__Activity__:
Print the listing that follows, character for character.

__Information__:
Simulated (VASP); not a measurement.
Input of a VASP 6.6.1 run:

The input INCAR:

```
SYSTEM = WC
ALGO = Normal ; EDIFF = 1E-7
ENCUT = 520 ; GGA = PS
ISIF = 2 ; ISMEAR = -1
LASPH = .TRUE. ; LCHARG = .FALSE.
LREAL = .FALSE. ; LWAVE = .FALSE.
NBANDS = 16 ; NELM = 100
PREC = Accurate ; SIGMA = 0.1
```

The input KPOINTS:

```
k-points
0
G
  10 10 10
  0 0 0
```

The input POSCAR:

__Response box__:
Simulated (VASP); not a measurement.
Input of a VASP 6.6.1 run:

The input INCAR:

```
SYSTEM = WC
ALGO = Normal ; EDIFF = 1E-7
ENCUT = 520 ; GGA = PS
ISIF = 2 ; ISMEAR = -1
LASPH = .TRUE. ; LCHARG = .FALSE.
LREAL = .FALSE. ; LWAVE = .FALSE.
NBANDS = 16 ; NELM = 100
PREC = Accurate ; SIGMA = 0.1
```

The input KPOINTS:

```
k-points
0
G
  10 10 10
  0 0 0
```

The input POSCAR:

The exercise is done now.